_Requirement_
Copy each line of the records below, from the first through the one that contains "does it need?", exactly as written.

_Information supplied_
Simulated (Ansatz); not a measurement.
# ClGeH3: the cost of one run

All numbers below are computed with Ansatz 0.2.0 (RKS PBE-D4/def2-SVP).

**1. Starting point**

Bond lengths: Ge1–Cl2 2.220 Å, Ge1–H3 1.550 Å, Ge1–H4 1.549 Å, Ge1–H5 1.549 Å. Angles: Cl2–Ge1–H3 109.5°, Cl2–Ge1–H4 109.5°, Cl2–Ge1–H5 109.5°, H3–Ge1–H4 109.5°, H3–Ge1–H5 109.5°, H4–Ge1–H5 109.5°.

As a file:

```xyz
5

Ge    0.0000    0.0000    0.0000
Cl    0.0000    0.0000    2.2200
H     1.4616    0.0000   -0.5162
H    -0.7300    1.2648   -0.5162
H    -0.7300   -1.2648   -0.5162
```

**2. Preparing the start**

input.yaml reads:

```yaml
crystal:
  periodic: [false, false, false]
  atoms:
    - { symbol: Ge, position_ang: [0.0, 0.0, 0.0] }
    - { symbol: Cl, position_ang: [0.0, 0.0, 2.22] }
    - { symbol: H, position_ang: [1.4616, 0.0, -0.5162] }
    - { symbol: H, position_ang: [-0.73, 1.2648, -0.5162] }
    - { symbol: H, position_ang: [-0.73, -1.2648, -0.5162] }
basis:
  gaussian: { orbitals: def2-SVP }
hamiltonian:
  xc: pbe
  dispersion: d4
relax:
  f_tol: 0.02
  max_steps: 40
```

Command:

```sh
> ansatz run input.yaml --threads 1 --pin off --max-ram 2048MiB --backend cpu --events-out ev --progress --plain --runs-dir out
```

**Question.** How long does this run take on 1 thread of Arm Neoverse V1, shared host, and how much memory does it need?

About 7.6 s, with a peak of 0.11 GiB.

_Problem solution_
Simulated (Ansatz); not a measurement.
# ClGeH3: the cost of one run

All numbers below are computed with Ansatz 0.2.0 (RKS PBE-D4/def2-SVP).

**1. Starting point**

Bond lengths: Ge1–Cl2 2.220 Å, Ge1–H3 1.550 Å, Ge1–H4 1.549 Å, Ge1–H5 1.549 Å. Angles: Cl2–Ge1–H3 109.5°, Cl2–Ge1–H4 109.5°, Cl2–Ge1–H5 109.5°, H3–Ge1–H4 109.5°, H3–Ge1–H5 109.5°, H4–Ge1–H5 109.5°.

As a file:

```xyz
5

Ge    0.0000    0.0000    0.0000
Cl    0.0000    0.0000    2.2200
H     1.4616    0.0000   -0.5162
H    -0.7300    1.2648   -0.5162
H    -0.7300   -1.2648   -0.5162
```

**2. Preparing the start**

input.yaml reads:

```yaml
crystal:
  periodic: [false, false, false]
  atoms:
    - { symbol: Ge, position_ang: [0.0, 0.0, 0.0] }
    - { symbol: Cl, position_ang: [0.0, 0.0, 2.22] }
    - { symbol: H, position_ang: [1.4616, 0.0, -0.5162] }
    - { symbol: H, position_ang: [-0.73, 1.2648, -0.5162] }
    - { symbol: H, position_ang: [-0.73, -1.2648, -0.5162] }
basis:
  gaussian: { orbitals: def2-SVP }
hamiltonian:
  xc: pbe
  dispersion: d4
relax:
  f_tol: 0.02
  max_steps: 40
```

Command:

```sh
> ansatz run input.yaml --threads 1 --pin off --max-ram 2048MiB --backend cpu --events-out ev --progress --plain --runs-dir out
```

**Question.** How long does this run take on 1 thread of Arm Neoverse V1, shared host, and how much memory does it need?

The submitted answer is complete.